Information given ▸
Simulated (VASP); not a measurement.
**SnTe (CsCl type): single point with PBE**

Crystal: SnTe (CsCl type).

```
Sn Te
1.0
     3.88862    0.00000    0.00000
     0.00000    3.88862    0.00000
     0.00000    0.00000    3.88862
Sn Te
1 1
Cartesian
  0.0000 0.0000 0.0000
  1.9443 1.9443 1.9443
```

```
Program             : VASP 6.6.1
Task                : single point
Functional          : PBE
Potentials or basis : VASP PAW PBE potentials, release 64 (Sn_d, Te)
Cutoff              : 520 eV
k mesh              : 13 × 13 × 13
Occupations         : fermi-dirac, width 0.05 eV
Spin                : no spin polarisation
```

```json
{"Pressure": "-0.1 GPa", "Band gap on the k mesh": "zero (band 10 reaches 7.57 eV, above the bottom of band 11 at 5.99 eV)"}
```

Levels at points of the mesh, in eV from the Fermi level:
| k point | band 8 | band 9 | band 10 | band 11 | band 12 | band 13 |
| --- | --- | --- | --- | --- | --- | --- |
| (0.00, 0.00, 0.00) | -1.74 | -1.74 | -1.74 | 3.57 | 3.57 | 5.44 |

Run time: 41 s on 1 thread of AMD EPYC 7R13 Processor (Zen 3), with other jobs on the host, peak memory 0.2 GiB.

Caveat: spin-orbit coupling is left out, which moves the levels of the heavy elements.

Work request ▸ Every line from the start of the listing through the line with "Run time: 41" should be reproduced exactly, and no other line.

Answer area ▸
Simulated (VASP); not a measurement.
**SnTe (CsCl type): single point with PBE**

Crystal: SnTe (CsCl type).

```
Sn Te
1.0
     3.88862    0.00000    0.00000
     0.00000    3.88862    0.00000
     0.00000    0.00000    3.88862
Sn Te
1 1
Cartesian
  0.0000 0.0000 0.0000
  1.9443 1.9443 1.9443
```

```
Program             : VASP 6.6.1
Task                : single point
Functional          : PBE
Potentials or basis : VASP PAW PBE potentials, release 64 (Sn_d, Te)
Cutoff              : 520 eV
k mesh              : 13 × 13 × 13
Occupations         : fermi-dirac, width 0.05 eV
Spin                : no spin polarisation
```

```json
{"Pressure": "-0.1 GPa", "Band gap on the k mesh": "zero (band 10 reaches 7.57 eV, above the bottom of band 11 at 5.99 eV)"}
```

Levels at points of the mesh, in eV from the Fermi level:
| k point | band 8 | band 9 | band 10 | band 11 | band 12 | band 13 |
| --- | --- | --- | --- | --- | --- | --- |
| (0.00, 0.00, 0.00) | -1.74 | -1.74 | -1.74 | 3.57 | 3.57 | 5.44 |

Run time: 41 s on 1 thread of AMD EPYC 7R13 Processor (Zen 3), with other jobs on the host, peak memory 0.2 GiB.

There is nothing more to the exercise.